> The data
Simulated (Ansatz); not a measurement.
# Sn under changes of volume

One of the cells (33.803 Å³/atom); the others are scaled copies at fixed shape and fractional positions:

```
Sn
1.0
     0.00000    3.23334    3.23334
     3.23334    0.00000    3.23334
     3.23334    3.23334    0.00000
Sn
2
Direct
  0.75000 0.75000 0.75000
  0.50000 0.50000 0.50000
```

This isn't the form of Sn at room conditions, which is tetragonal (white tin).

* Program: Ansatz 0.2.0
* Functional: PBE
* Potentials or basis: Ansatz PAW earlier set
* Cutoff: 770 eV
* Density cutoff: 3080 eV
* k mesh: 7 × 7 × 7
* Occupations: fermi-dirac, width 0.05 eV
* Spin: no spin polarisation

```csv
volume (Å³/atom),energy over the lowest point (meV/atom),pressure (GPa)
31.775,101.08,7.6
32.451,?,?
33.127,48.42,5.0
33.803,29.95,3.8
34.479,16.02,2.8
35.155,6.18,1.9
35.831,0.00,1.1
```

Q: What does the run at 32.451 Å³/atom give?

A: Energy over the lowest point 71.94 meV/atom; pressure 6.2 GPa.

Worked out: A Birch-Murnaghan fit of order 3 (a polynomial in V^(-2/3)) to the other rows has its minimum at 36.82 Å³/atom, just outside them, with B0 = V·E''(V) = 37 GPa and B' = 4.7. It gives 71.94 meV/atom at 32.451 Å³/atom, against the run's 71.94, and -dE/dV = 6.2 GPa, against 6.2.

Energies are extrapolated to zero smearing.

> Work task
From the entries above, extract only the lines running from the one containing "A: Energy over" through the one containing "Worked out: A", inclusive.

> Response
A: Energy over the lowest point 71.94 meV/atom; pressure 6.2 GPa.

Worked out: A Birch-Murnaghan fit of order 3 (a polynomial in V^(-2/3)) to the other rows has its minimum at 36.82 Å³/atom, just outside them, with B0 = V·E''(V) = 37 GPa and B' = 4.7. It gives 71.94 meV/atom at 32.451 Å³/atom, against the run's 71.94, and -dE/dV = 6.2 GPa, against 6.2.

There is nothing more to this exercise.